--- STUDY MATERIAL Enclosed Below ---

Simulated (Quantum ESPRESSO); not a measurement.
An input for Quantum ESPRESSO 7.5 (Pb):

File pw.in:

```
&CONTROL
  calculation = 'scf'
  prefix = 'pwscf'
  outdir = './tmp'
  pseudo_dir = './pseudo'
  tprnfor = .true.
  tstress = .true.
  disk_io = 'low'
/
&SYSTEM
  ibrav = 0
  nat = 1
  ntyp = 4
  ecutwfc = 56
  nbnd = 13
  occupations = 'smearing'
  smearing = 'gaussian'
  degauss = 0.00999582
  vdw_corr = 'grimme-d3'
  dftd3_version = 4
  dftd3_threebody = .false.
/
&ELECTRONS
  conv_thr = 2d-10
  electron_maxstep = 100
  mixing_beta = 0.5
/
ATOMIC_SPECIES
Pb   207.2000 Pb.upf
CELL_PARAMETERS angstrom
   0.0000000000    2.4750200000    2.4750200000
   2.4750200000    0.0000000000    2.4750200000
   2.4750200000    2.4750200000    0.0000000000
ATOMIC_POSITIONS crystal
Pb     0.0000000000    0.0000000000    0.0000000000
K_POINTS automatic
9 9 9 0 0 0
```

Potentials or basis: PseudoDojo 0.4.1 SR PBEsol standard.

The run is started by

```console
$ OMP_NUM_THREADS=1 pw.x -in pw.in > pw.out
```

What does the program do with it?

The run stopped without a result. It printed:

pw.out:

--- End of Enclosed STUDY MATERIAL ---

REQUIRED ACTION:
Begin at the first line of the records above and restate each line word for word, stopping after the line with "What does the program do with it?".

EXPECTED ANSWER:
Simulated (Quantum ESPRESSO); not a measurement.
An input for Quantum ESPRESSO 7.5 (Pb):

File pw.in:

```
&CONTROL
  calculation = 'scf'
  prefix = 'pwscf'
  outdir = './tmp'
  pseudo_dir = './pseudo'
  tprnfor = .true.
  tstress = .true.
  disk_io = 'low'
/
&SYSTEM
  ibrav = 0
  nat = 1
  ntyp = 4
  ecutwfc = 56
  nbnd = 13
  occupations = 'smearing'
  smearing = 'gaussian'
  degauss = 0.00999582
  vdw_corr = 'grimme-d3'
  dftd3_version = 4
  dftd3_threebody = .false.
/
&ELECTRONS
  conv_thr = 2d-10
  electron_maxstep = 100
  mixing_beta = 0.5
/
ATOMIC_SPECIES
Pb   207.2000 Pb.upf
CELL_PARAMETERS angstrom
   0.0000000000    2.4750200000    2.4750200000
   2.4750200000    0.0000000000    2.4750200000
   2.4750200000    2.4750200000    0.0000000000
ATOMIC_POSITIONS crystal
Pb     0.0000000000    0.0000000000    0.0000000000
K_POINTS automatic
9 9 9 0 0 0
```

Potentials or basis: PseudoDojo 0.4.1 SR PBEsol standard.

The run is started by

```console
$ OMP_NUM_THREADS=1 pw.x -in pw.in > pw.out
```

What does the program do with it?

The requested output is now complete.